******************************
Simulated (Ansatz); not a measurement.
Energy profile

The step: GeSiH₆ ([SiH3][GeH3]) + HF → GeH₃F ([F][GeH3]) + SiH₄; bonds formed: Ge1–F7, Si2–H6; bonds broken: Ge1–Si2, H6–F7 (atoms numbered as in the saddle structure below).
******************************

WORK TASK: Word for word, extract all the records.

EXERCISE ANSWER:
Simulated (Ansatz); not a measurement.
Energy profile

The step: GeSiH₆ ([SiH3][GeH3]) + HF → GeH₃F ([F][GeH3]) + SiH₄; bonds formed: Ge1–F7, Si2–H6; bonds broken: Ge1–Si2, H6–F7 (atoms numbered as in the saddle structure below).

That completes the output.